> _Task item_
Output all records precisely as written.

------------------------------
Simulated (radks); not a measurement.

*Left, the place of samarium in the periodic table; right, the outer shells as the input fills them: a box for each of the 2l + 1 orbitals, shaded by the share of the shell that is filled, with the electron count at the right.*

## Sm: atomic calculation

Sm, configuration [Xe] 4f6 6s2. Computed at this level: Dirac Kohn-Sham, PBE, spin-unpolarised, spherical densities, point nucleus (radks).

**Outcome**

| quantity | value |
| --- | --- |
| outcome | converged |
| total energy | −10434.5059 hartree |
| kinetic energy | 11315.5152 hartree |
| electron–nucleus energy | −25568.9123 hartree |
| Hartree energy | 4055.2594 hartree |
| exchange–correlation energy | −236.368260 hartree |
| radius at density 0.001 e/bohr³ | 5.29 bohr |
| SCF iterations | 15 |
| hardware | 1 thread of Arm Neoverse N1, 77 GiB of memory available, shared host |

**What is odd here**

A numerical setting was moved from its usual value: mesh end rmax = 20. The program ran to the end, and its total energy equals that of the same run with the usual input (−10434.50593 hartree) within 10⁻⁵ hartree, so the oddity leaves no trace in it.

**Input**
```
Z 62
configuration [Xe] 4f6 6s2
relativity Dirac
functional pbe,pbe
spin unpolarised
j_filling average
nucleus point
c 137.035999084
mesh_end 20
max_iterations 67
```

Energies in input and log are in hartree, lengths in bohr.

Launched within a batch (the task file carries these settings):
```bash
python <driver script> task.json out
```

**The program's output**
------------------------------

> _Task solution_
Simulated (radks); not a measurement.

*Left, the place of samarium in the periodic table; right, the outer shells as the input fills them: a box for each of the 2l + 1 orbitals, shaded by the share of the shell that is filled, with the electron count at the right.*

## Sm: atomic calculation

Sm, configuration [Xe] 4f6 6s2. Computed at this level: Dirac Kohn-Sham, PBE, spin-unpolarised, spherical densities, point nucleus (radks).

**Outcome**

| quantity | value |
| --- | --- |
| outcome | converged |
| total energy | −10434.5059 hartree |
| kinetic energy | 11315.5152 hartree |
| electron–nucleus energy | −25568.9123 hartree |
| Hartree energy | 4055.2594 hartree |
| exchange–correlation energy | −236.368260 hartree |
| radius at density 0.001 e/bohr³ | 5.29 bohr |
| SCF iterations | 15 |
| hardware | 1 thread of Arm Neoverse N1, 77 GiB of memory available, shared host |

**What is odd here**

A numerical setting was moved from its usual value: mesh end rmax = 20. The program ran to the end, and its total energy equals that of the same run with the usual input (−10434.50593 hartree) within 10⁻⁵ hartree, so the oddity leaves no trace in it.

**Input**
```
Z 62
configuration [Xe] 4f6 6s2
relativity Dirac
functional pbe,pbe
spin unpolarised
j_filling average
nucleus point
c 137.035999084
mesh_end 20
max_iterations 67
```

Energies in input and log are in hartree, lengths in bohr.

Launched within a batch (the task file carries these settings):
```bash
python <driver script> task.json out
```

**The program's output**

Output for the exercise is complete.